> [WORK ORDER] Give back exactly the first lines of the entries below, through the line with "For R1336mzz(E), give".

START GIVEN DATA

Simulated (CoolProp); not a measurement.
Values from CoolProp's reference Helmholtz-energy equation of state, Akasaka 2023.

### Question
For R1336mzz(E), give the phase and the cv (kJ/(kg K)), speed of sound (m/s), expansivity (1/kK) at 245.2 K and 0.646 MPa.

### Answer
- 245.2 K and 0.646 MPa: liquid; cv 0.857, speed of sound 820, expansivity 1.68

END GIVEN DATA

> [SOLUTION]
Simulated (CoolProp); not a measurement.
Values from CoolProp's reference Helmholtz-energy equation of state, Akasaka 2023.

### Question
For R1336mzz(E), give the phase and the cv (kJ/(kg K)), speed of sound (m/s), expansivity (1/kK) at 245.2 K and 0.646 MPa.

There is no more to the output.